Each line from the beginning of the data below through the line containing "Ansatz 0.2.0 |" should be repeated exactly, please.

_Data for analysis:_
____________________

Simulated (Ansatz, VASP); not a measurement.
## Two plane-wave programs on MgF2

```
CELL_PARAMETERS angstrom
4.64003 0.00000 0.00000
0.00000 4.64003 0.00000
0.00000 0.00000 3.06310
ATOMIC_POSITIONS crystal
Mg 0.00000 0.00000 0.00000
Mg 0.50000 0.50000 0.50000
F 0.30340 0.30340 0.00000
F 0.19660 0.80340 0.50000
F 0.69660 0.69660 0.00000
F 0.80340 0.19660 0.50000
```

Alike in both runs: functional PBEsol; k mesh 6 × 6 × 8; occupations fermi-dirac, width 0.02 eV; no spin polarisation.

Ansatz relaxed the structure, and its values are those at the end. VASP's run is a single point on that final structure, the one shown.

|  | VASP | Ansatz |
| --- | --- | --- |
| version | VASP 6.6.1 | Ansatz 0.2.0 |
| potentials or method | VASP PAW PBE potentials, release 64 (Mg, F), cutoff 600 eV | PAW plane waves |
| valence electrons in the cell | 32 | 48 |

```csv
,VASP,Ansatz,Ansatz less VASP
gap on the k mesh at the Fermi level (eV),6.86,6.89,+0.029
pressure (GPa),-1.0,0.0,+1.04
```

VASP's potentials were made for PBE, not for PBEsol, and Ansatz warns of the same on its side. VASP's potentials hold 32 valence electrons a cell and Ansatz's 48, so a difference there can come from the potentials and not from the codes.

____________________

_Written solution:_
Simulated (Ansatz, VASP); not a measurement.
## Two plane-wave programs on MgF2

```
CELL_PARAMETERS angstrom
4.64003 0.00000 0.00000
0.00000 4.64003 0.00000
0.00000 0.00000 3.06310
ATOMIC_POSITIONS crystal
Mg 0.00000 0.00000 0.00000
Mg 0.50000 0.50000 0.50000
F 0.30340 0.30340 0.00000
F 0.19660 0.80340 0.50000
F 0.69660 0.69660 0.00000
F 0.80340 0.19660 0.50000
```

Alike in both runs: functional PBEsol; k mesh 6 × 6 × 8; occupations fermi-dirac, width 0.02 eV; no spin polarisation.

Ansatz relaxed the structure, and its values are those at the end. VASP's run is a single point on that final structure, the one shown.

|  | VASP | Ansatz |
| --- | --- | --- |
| version | VASP 6.6.1 | Ansatz 0.2.0 |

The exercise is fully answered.